## Given entries

[Start of section]

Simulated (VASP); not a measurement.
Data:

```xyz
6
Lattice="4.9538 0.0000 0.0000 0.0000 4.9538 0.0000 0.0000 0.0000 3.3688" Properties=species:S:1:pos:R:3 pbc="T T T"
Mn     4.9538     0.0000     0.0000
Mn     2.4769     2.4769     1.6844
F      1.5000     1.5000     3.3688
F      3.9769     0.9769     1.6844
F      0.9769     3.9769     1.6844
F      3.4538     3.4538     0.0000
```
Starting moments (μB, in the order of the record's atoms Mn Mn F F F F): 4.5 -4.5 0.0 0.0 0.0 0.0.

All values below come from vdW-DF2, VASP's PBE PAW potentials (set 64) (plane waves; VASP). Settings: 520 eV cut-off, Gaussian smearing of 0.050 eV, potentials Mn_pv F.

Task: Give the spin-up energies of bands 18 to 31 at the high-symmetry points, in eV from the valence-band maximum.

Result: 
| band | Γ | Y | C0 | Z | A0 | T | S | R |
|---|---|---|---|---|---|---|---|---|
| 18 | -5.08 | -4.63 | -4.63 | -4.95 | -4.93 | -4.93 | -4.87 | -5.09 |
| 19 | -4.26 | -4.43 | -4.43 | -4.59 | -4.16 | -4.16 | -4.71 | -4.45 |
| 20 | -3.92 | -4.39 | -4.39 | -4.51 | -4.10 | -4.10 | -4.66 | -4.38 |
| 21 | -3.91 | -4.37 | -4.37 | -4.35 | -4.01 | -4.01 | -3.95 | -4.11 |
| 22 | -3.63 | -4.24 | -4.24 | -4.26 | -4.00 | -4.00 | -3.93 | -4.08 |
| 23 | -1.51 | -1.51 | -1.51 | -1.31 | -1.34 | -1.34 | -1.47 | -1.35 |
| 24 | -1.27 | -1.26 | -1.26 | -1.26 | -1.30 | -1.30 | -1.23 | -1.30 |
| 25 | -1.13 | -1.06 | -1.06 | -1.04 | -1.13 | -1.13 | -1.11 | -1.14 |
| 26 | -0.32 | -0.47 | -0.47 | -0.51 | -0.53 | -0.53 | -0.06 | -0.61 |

[End of section]

## Exercise
Write down, word for word, the lines above from the one containing "-1.23 | -1.30 |" through the one containing "-1.11 | -1.14 |", both ends included.

## Problem solution
| 24 | -1.27 | -1.26 | -1.26 | -1.26 | -1.30 | -1.30 | -1.23 | -1.30 |
| 25 | -1.13 | -1.06 | -1.06 | -1.04 | -1.13 | -1.13 | -1.11 | -1.14 |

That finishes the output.